Could you restate the data word for word?

----------

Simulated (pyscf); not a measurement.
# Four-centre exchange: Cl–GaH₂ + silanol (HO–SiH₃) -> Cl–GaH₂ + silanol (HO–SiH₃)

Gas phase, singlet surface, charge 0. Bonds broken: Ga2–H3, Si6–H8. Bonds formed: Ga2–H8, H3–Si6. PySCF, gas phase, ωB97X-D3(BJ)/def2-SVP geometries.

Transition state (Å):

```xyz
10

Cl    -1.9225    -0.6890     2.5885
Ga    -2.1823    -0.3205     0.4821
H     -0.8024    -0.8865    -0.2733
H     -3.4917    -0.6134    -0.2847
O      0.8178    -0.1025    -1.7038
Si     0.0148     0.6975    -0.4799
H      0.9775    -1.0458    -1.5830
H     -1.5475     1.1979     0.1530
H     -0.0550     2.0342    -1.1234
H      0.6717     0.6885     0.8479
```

----------

# RESULT:
Simulated (pyscf); not a measurement.
# Four-centre exchange: Cl–GaH₂ + silanol (HO–SiH₃) -> Cl–GaH₂ + silanol (HO–SiH₃)

Gas phase, singlet surface, charge 0. Bonds broken: Ga2–H3, Si6–H8. Bonds formed: Ga2–H8, H3–Si6. PySCF, gas phase, ωB97X-D3(BJ)/def2-SVP geometries.

Transition state (Å):

```xyz
10

Cl    -1.9225    -0.6890     2.5885
Ga    -2.1823    -0.3205     0.4821
H     -0.8024    -0.8865    -0.2733
H     -3.4917    -0.6134    -0.2847
O      0.8178    -0.1025    -1.7038
Si     0.0148     0.6975    -0.4799
H      0.9775    -1.0458    -1.5830
H     -1.5475     1.1979     0.1530
H     -0.0550     2.0342    -1.1234
H      0.6717     0.6885     0.8479
```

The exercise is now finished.